DATA SUPPLIED below:

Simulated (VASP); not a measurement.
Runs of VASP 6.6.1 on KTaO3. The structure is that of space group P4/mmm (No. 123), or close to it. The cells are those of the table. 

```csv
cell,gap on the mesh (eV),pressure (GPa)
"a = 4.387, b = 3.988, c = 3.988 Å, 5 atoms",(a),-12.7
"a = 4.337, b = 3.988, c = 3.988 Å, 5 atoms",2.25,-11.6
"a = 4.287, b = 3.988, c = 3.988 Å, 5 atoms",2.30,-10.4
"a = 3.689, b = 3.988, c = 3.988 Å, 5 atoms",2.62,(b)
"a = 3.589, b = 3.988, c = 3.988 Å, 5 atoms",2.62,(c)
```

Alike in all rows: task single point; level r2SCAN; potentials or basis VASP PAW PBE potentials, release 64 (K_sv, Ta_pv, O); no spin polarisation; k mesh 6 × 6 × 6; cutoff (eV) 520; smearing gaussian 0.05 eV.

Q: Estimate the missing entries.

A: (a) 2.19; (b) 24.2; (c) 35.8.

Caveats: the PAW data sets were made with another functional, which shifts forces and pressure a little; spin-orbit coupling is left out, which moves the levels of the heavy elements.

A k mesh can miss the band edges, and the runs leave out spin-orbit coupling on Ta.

End of DATA SUPPLIED.

Whatever appears in the data above is to be set down exactly.

Simulated (VASP); not a measurement.
Runs of VASP 6.6.1 on KTaO3. The structure is that of space group P4/mmm (No. 123), or close to it. The cells are those of the table. 

```csv
cell,gap on the mesh (eV),pressure (GPa)
"a = 4.387, b = 3.988, c = 3.988 Å, 5 atoms",(a),-12.7
"a = 4.337, b = 3.988, c = 3.988 Å, 5 atoms",2.25,-11.6
"a = 4.287, b = 3.988, c = 3.988 Å, 5 atoms",2.30,-10.4
"a = 3.689, b = 3.988, c = 3.988 Å, 5 atoms",2.62,(b)
"a = 3.589, b = 3.988, c = 3.988 Å, 5 atoms",2.62,(c)
```

Alike in all rows: task single point; level r2SCAN; potentials or basis VASP PAW PBE potentials, release 64 (K_sv, Ta_pv, O); no spin polarisation; k mesh 6 × 6 × 6; cutoff (eV) 520; smearing gaussian 0.05 eV.

Q: Estimate the missing entries.

A: (a) 2.19; (b) 24.2; (c) 35.8.

Caveats: the PAW data sets were made with another functional, which shifts forces and pressure a little; spin-orbit coupling is left out, which moves the levels of the heavy elements.

A k mesh can miss the band edges, and the runs leave out spin-orbit coupling on Ta.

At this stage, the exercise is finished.